• _Data section_:
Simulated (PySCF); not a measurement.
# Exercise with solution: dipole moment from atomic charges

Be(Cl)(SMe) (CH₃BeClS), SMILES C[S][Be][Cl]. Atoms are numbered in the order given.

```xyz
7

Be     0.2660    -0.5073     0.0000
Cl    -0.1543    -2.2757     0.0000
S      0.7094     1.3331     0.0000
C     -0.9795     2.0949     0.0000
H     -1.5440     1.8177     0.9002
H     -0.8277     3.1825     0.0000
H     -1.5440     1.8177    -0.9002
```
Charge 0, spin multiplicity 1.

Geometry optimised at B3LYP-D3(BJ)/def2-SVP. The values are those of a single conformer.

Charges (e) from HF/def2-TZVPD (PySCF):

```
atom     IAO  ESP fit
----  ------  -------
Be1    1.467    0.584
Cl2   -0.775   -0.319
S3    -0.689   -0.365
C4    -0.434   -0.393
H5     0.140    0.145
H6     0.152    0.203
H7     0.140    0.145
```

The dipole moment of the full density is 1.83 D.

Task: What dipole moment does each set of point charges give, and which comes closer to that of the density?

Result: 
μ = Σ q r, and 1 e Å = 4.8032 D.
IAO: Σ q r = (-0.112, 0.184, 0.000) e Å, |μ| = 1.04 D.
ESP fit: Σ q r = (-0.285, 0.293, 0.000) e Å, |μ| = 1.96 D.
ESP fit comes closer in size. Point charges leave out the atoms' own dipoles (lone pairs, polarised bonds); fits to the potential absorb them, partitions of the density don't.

• _Work order_:
Give back every line from the beginning of the records through the line holding "The dipole moment", exactly as it reads, and leave out the rest.

• _Your solution_:
Simulated (PySCF); not a measurement.
# Exercise with solution: dipole moment from atomic charges

Be(Cl)(SMe) (CH₃BeClS), SMILES C[S][Be][Cl]. Atoms are numbered in the order given.

```xyz
7

Be     0.2660    -0.5073     0.0000
Cl    -0.1543    -2.2757     0.0000
S      0.7094     1.3331     0.0000
C     -0.9795     2.0949     0.0000
H     -1.5440     1.8177     0.9002
H     -0.8277     3.1825     0.0000
H     -1.5440     1.8177    -0.9002
```
Charge 0, spin multiplicity 1.

Geometry optimised at B3LYP-D3(BJ)/def2-SVP. The values are those of a single conformer.

Charges (e) from HF/def2-TZVPD (PySCF):

```
atom     IAO  ESP fit
----  ------  -------
Be1    1.467    0.584
Cl2   -0.775   -0.319
S3    -0.689   -0.365
C4    -0.434   -0.393
H5     0.140    0.145
H6     0.152    0.203
H7     0.140    0.145
```

The dipole moment of the full density is 1.83 D.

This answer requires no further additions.